Content starts
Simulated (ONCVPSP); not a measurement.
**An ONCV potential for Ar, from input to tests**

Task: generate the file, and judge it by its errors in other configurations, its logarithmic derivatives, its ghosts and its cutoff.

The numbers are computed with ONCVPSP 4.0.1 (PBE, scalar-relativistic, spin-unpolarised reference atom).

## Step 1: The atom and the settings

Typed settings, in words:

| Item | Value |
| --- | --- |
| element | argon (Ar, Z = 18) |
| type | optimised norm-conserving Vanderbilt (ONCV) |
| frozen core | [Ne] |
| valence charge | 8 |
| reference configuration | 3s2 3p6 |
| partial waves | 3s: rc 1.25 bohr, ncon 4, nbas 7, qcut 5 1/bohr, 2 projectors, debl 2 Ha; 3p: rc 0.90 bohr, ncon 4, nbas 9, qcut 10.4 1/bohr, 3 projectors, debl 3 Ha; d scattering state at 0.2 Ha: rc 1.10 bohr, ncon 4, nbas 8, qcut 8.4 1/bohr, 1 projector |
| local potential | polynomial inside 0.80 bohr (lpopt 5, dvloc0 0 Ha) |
Content ends

#### [Work task]
Set down, exactly as they appear above, all lines from the one that has "core | [Ne] |" down to the one that has "1 projector |", including those two and no others.

#### [Exercise answer]
| frozen core | [Ne] |
| valence charge | 8 |
| reference configuration | 3s2 3p6 |
| partial waves | 3s: rc 1.25 bohr, ncon 4, nbas 7, qcut 5 1/bohr, 2 projectors, debl 2 Ha; 3p: rc 0.90 bohr, ncon 4, nbas 9, qcut 10.4 1/bohr, 3 projectors, debl 3 Ha; d scattering state at 0.2 Ha: rc 1.10 bohr, ncon 4, nbas 8, qcut 8.4 1/bohr, 1 projector |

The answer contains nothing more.